[Task item]
Give an exact reproduction of all the lines in the listing.

[Dataset entries]
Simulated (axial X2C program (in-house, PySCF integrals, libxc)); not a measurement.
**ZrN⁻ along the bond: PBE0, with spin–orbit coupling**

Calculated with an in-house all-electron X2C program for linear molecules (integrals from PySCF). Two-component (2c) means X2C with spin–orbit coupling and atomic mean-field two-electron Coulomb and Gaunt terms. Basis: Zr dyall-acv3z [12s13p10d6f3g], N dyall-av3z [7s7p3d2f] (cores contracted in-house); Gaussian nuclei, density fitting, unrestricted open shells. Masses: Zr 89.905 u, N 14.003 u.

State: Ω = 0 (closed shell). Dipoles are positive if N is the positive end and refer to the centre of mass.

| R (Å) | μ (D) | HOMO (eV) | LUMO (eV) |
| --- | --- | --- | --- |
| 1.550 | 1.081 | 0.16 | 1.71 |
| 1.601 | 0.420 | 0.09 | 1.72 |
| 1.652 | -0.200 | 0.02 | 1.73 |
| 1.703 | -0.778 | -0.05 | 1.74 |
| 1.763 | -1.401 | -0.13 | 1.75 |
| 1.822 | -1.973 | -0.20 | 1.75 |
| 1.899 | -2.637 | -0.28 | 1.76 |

[Written solution]
Simulated (axial X2C program (in-house, PySCF integrals, libxc)); not a measurement.
**ZrN⁻ along the bond: PBE0, with spin–orbit coupling**

Calculated with an in-house all-electron X2C program for linear molecules (integrals from PySCF). Two-component (2c) means X2C with spin–orbit coupling and atomic mean-field two-electron Coulomb and Gaunt terms. Basis: Zr dyall-acv3z [12s13p10d6f3g], N dyall-av3z [7s7p3d2f] (cores contracted in-house); Gaussian nuclei, density fitting, unrestricted open shells. Masses: Zr 89.905 u, N 14.003 u.

State: Ω = 0 (closed shell). Dipoles are positive if N is the positive end and refer to the centre of mass.

| R (Å) | μ (D) | HOMO (eV) | LUMO (eV) |
| --- | --- | --- | --- |
| 1.550 | 1.081 | 0.16 | 1.71 |
| 1.601 | 0.420 | 0.09 | 1.72 |
| 1.652 | -0.200 | 0.02 | 1.73 |
| 1.703 | -0.778 | -0.05 | 1.74 |
| 1.763 | -1.401 | -0.13 | 1.75 |
| 1.822 | -1.973 | -0.20 | 1.75 |
| 1.899 | -2.637 | -0.28 | 1.76 |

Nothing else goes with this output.